■ Exercise
Please transcribe the data that follows, keeping every line exact.

■ Given data
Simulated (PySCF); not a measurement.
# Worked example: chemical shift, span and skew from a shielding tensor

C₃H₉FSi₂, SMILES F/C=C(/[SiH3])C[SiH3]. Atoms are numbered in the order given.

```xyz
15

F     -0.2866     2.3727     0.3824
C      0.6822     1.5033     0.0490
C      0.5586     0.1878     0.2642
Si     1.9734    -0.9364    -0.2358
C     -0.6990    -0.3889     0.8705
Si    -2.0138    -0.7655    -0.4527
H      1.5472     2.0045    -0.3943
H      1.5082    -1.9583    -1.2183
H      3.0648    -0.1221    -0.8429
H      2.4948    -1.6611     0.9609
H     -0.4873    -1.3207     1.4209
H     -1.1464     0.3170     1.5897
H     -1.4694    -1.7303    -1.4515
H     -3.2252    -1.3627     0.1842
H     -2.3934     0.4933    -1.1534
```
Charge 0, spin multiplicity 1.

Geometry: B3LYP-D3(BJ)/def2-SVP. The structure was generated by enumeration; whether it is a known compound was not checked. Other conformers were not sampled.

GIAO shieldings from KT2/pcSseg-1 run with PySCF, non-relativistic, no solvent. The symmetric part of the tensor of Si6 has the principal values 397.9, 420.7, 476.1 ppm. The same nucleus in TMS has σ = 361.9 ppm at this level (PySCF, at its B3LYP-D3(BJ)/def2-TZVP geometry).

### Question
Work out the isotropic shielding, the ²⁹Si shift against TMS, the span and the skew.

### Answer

■ Result
Simulated (PySCF); not a measurement.
# Worked example: chemical shift, span and skew from a shielding tensor

C₃H₉FSi₂, SMILES F/C=C(/[SiH3])C[SiH3]. Atoms are numbered in the order given.

```xyz
15

F     -0.2866     2.3727     0.3824
C      0.6822     1.5033     0.0490
C      0.5586     0.1878     0.2642
Si     1.9734    -0.9364    -0.2358
C     -0.6990    -0.3889     0.8705
Si    -2.0138    -0.7655    -0.4527
H      1.5472     2.0045    -0.3943
H      1.5082    -1.9583    -1.2183
H      3.0648    -0.1221    -0.8429
H      2.4948    -1.6611     0.9609
H     -0.4873    -1.3207     1.4209
H     -1.1464     0.3170     1.5897
H     -1.4694    -1.7303    -1.4515
H     -3.2252    -1.3627     0.1842
H     -2.3934     0.4933    -1.1534
```
Charge 0, spin multiplicity 1.

Geometry: B3LYP-D3(BJ)/def2-SVP. The structure was generated by enumeration; whether it is a known compound was not checked. Other conformers were not sampled.

GIAO shieldings from KT2/pcSseg-1 run with PySCF, non-relativistic, no solvent. The symmetric part of the tensor of Si6 has the principal values 397.9, 420.7, 476.1 ppm. The same nucleus in TMS has σ = 361.9 ppm at this level (PySCF, at its B3LYP-D3(BJ)/def2-TZVP geometry).

### Question
Work out the isotropic shielding, the ²⁹Si shift against TMS, the span and the skew.

### Answer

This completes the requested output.